> [Data section]:
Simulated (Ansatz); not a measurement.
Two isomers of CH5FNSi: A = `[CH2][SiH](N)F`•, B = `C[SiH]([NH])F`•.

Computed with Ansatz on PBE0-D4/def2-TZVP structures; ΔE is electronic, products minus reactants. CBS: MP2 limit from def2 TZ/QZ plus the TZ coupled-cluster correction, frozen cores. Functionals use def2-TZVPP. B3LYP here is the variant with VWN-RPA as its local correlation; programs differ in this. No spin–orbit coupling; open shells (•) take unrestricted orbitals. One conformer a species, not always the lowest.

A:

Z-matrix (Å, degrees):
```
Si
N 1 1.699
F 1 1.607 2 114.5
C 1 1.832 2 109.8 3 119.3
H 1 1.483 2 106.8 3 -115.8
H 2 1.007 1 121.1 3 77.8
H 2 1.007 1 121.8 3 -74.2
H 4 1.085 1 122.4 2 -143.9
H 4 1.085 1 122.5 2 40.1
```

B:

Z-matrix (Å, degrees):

> [Action item]: Give back the material above in full, exactly as it reads.

> [Response box]:
Simulated (Ansatz); not a measurement.
Two isomers of CH5FNSi: A = `[CH2][SiH](N)F`•, B = `C[SiH]([NH])F`•.

Computed with Ansatz on PBE0-D4/def2-TZVP structures; ΔE is electronic, products minus reactants. CBS: MP2 limit from def2 TZ/QZ plus the TZ coupled-cluster correction, frozen cores. Functionals use def2-TZVPP. B3LYP here is the variant with VWN-RPA as its local correlation; programs differ in this. No spin–orbit coupling; open shells (•) take unrestricted orbitals. One conformer a species, not always the lowest.

A:

Z-matrix (Å, degrees):
```
Si
N 1 1.699
F 1 1.607 2 114.5
C 1 1.832 2 109.8 3 119.3
H 1 1.483 2 106.8 3 -115.8
H 2 1.007 1 121.1 3 77.8
H 2 1.007 1 121.8 3 -74.2
H 4 1.085 1 122.4 2 -143.9
H 4 1.085 1 122.5 2 40.1
```

B:

Z-matrix (Å, degrees):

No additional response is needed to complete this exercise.